**Exercise**. Look through the data below for the line with "Write the VASP" and the line with "What does not", then output those two and all lines in between, exactly as written.

[Start of section]

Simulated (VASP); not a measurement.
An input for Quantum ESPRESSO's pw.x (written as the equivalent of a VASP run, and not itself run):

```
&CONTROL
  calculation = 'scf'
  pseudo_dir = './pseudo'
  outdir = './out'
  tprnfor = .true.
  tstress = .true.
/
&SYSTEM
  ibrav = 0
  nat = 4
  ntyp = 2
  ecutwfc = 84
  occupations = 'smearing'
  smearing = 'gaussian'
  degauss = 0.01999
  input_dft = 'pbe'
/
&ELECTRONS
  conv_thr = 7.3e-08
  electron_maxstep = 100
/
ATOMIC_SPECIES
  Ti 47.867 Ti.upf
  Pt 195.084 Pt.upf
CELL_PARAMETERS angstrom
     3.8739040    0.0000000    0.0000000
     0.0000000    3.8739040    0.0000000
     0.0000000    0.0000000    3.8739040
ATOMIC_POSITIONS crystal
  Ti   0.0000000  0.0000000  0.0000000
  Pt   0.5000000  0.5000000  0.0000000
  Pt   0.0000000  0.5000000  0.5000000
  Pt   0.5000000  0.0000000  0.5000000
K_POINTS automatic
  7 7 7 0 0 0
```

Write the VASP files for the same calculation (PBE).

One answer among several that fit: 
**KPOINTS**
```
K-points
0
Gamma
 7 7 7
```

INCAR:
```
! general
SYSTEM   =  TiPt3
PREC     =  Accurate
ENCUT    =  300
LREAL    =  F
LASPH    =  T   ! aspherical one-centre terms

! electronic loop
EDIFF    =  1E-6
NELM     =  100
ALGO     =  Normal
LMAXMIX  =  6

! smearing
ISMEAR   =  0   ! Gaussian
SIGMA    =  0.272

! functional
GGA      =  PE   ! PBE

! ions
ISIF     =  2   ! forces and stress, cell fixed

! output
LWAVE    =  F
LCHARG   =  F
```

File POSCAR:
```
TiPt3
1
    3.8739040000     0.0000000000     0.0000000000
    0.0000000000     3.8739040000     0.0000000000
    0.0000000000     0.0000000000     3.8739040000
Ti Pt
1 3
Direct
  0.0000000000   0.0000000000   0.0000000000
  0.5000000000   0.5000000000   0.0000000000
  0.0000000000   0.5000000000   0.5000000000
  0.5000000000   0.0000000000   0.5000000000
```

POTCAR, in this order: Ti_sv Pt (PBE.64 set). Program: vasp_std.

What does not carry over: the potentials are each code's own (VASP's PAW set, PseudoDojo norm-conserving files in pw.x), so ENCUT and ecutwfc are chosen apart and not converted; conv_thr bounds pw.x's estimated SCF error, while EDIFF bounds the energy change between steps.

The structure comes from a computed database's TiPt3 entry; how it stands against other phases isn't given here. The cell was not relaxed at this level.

[End of section]

**Exercise response**.
Write the VASP files for the same calculation (PBE).

One answer among several that fit: 
**KPOINTS**
```
K-points
0
Gamma
 7 7 7
```

INCAR:
```
! general
SYSTEM   =  TiPt3
PREC     =  Accurate
ENCUT    =  300
LREAL    =  F
LASPH    =  T   ! aspherical one-centre terms

! electronic loop
EDIFF    =  1E-6
NELM     =  100
ALGO     =  Normal
LMAXMIX  =  6

! smearing
ISMEAR   =  0   ! Gaussian
SIGMA    =  0.272

! functional
GGA      =  PE   ! PBE

! ions
ISIF     =  2   ! forces and stress, cell fixed

! output
LWAVE    =  F
LCHARG   =  F
```

File POSCAR:
```
TiPt3
1
    3.8739040000     0.0000000000     0.0000000000
    0.0000000000     3.8739040000     0.0000000000
    0.0000000000     0.0000000000     3.8739040000
Ti Pt
1 3
Direct
  0.0000000000   0.0000000000   0.0000000000
  0.5000000000   0.5000000000   0.0000000000
  0.0000000000   0.5000000000   0.5000000000
  0.5000000000   0.0000000000   0.5000000000
```

POTCAR, in this order: Ti_sv Pt (PBE.64 set). Program: vasp_std.

What does not carry over: the potentials are each code's own (VASP's PAW set, PseudoDojo norm-conserving files in pw.x), so ENCUT and ecutwfc are chosen apart and not converted; conv_thr bounds pw.x's estimated SCF error, while EDIFF bounds the energy change between steps.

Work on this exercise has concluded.